[[ Extracted material, beginning ]]
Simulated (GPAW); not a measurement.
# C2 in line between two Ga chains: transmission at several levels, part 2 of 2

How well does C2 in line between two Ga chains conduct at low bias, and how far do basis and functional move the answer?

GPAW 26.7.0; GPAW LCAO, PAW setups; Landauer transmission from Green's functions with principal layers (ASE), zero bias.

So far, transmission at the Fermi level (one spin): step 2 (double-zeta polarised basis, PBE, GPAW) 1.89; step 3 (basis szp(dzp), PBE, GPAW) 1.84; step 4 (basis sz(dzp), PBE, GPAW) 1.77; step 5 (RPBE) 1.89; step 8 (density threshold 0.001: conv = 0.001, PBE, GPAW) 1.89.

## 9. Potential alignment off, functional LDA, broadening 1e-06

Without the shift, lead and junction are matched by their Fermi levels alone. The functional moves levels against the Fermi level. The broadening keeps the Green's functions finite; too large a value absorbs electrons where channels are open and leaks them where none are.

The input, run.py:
[[ Extracted material, end ]]

Assigned task >>
Nothing should appear in the answer except the lines above from the line with "How well does" through the line with "GPAW 26.7.0; GPAW", both included, written out exactly.

Worked solution >>
How well does C2 in line between two Ga chains conduct at low bias, and how far do basis and functional move the answer?

GPAW 26.7.0; GPAW LCAO, PAW setups; Landauer transmission from Green's functions with principal layers (ASE), zero bias.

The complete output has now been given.